▼

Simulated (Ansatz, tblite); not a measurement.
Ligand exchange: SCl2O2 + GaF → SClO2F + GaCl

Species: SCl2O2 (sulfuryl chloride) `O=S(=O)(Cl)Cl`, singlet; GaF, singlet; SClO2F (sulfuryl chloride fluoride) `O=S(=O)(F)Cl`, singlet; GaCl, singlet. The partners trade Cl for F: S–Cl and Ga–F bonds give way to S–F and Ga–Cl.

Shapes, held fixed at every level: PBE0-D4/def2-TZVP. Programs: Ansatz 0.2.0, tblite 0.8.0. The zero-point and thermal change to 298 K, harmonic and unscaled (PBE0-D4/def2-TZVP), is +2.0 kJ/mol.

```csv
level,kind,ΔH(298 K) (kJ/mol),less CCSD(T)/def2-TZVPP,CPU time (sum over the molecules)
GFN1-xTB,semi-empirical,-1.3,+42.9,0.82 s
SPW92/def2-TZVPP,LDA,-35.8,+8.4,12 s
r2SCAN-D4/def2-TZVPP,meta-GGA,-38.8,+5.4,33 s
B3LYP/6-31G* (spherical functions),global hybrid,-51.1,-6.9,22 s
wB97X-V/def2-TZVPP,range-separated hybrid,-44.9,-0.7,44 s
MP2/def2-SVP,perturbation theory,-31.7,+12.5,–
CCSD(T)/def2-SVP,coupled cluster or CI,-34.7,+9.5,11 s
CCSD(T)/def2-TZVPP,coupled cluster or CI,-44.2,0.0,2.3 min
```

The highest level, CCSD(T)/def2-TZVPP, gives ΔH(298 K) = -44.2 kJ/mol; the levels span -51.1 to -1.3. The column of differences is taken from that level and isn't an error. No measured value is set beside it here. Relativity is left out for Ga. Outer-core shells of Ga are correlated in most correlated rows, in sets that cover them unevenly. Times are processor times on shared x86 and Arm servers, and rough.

▲

ASSIGNMENT: An exact repetition of the material above is required, from its first line through the line holding "Species: SCl2O2 (sulfuryl", with nothing added.

RESULT:
Simulated (Ansatz, tblite); not a measurement.
Ligand exchange: SCl2O2 + GaF → SClO2F + GaCl

Species: SCl2O2 (sulfuryl chloride) `O=S(=O)(Cl)Cl`, singlet; GaF, singlet; SClO2F (sulfuryl chloride fluoride) `O=S(=O)(F)Cl`, singlet; GaCl, singlet. The partners trade Cl for F: S–Cl and Ga–F bonds give way to S–F and Ga–Cl.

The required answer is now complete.